WORK INSTRUCTION >>
Everything from the first line below through the line with "PAW, scalar-relativistic |" is to be transcribed exactly, and nothing past it.

RECORDS SHOWN >>
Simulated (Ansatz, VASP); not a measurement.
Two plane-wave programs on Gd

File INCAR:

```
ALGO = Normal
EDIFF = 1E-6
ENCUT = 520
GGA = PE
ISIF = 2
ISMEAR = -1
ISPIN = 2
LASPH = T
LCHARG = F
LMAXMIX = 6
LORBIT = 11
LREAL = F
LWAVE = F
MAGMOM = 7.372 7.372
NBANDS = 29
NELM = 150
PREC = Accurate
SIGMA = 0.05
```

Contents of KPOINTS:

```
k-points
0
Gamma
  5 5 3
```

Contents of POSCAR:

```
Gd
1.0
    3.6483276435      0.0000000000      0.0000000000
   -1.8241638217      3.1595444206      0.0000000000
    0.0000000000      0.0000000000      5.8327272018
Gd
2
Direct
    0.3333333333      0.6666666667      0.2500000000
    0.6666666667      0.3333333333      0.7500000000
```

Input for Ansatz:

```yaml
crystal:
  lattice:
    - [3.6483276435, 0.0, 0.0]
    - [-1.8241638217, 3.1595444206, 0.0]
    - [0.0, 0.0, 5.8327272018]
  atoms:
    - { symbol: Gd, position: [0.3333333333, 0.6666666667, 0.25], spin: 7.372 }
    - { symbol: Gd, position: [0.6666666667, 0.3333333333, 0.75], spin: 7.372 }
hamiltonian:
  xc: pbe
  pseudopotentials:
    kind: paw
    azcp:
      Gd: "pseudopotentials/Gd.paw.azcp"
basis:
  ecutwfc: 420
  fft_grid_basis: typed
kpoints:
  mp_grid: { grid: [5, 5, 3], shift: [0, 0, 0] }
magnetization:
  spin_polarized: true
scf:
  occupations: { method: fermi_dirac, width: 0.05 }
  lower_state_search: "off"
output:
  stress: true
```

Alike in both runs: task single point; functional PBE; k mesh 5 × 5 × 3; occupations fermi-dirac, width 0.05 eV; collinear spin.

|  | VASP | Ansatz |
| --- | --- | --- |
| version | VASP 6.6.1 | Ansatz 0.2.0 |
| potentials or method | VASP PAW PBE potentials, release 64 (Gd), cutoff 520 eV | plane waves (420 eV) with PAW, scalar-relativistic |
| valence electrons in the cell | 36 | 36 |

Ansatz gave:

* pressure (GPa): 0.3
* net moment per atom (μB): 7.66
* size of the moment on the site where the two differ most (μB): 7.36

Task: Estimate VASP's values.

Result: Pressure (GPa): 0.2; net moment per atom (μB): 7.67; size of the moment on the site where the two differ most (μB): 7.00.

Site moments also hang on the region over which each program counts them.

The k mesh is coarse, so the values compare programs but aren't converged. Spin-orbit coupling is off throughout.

ANSWER SPACE >>
Simulated (Ansatz, VASP); not a measurement.
Two plane-wave programs on Gd

File INCAR:

```
ALGO = Normal
EDIFF = 1E-6
ENCUT = 520
GGA = PE
ISIF = 2
ISMEAR = -1
ISPIN = 2
LASPH = T
LCHARG = F
LMAXMIX = 6
LORBIT = 11
LREAL = F
LWAVE = F
MAGMOM = 7.372 7.372
NBANDS = 29
NELM = 150
PREC = Accurate
SIGMA = 0.05
```

Contents of KPOINTS:

```
k-points
0
Gamma
  5 5 3
```

Contents of POSCAR:

```
Gd
1.0
    3.6483276435      0.0000000000      0.0000000000
   -1.8241638217      3.1595444206      0.0000000000
    0.0000000000      0.0000000000      5.8327272018
Gd
2
Direct
    0.3333333333      0.6666666667      0.2500000000
    0.6666666667      0.3333333333      0.7500000000
```

Input for Ansatz:

```yaml
crystal:
  lattice:
    - [3.6483276435, 0.0, 0.0]
    - [-1.8241638217, 3.1595444206, 0.0]
    - [0.0, 0.0, 5.8327272018]
  atoms:
    - { symbol: Gd, position: [0.3333333333, 0.6666666667, 0.25], spin: 7.372 }
    - { symbol: Gd, position: [0.6666666667, 0.3333333333, 0.75], spin: 7.372 }
hamiltonian:
  xc: pbe
  pseudopotentials:
    kind: paw
    azcp:
      Gd: "pseudopotentials/Gd.paw.azcp"
basis:
  ecutwfc: 420
  fft_grid_basis: typed
kpoints:
  mp_grid: { grid: [5, 5, 3], shift: [0, 0, 0] }
magnetization:
  spin_polarized: true
scf:
  occupations: { method: fermi_dirac, width: 0.05 }
  lower_state_search: "off"
output:
  stress: true
```

Alike in both runs: task single point; functional PBE; k mesh 5 × 5 × 3; occupations fermi-dirac, width 0.05 eV; collinear spin.

|  | VASP | Ansatz |
| --- | --- | --- |
| version | VASP 6.6.1 | Ansatz 0.2.0 |
| potentials or method | VASP PAW PBE potentials, release 64 (Gd), cutoff 520 eV | plane waves (420 eV) with PAW, scalar-relativistic |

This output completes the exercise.